• ENTRIES SHOWN
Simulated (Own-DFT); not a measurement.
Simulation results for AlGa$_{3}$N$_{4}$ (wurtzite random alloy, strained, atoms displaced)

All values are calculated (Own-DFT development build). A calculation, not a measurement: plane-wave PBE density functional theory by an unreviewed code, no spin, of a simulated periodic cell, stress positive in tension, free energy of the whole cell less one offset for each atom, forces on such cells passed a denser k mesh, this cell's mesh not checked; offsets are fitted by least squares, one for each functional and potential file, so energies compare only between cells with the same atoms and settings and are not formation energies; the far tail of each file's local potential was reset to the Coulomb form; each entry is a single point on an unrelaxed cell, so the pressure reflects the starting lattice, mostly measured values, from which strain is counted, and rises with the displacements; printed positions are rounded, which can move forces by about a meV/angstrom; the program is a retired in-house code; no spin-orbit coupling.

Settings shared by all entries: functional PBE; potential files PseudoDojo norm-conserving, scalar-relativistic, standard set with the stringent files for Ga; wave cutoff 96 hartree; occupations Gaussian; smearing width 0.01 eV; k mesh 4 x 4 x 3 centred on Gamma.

• WORK REQUEST
A verbatim transcription is needed of the lines above, starting at the line with "Simulation results for" and ending at the line with "All values are", both included, and of nothing else.

• RESULT
Simulation results for AlGa$_{3}$N$_{4}$ (wurtzite random alloy, strained, atoms displaced)

All values are calculated (Own-DFT development build). A calculation, not a measurement: plane-wave PBE density functional theory by an unreviewed code, no spin, of a simulated periodic cell, stress positive in tension, free energy of the whole cell less one offset for each atom, forces on such cells passed a denser k mesh, this cell's mesh not checked; offsets are fitted by least squares, one for each functional and potential file, so energies compare only between cells with the same atoms and settings and are not formation energies; the far tail of each file's local potential was reset to the Coulomb form; each entry is a single point on an unrelaxed cell, so the pressure reflects the starting lattice, mostly measured values, from which strain is counted, and rises with the displacements; printed positions are rounded, which can move forces by about a meV/angstrom; the program is a retired in-house code; no spin-orbit coupling.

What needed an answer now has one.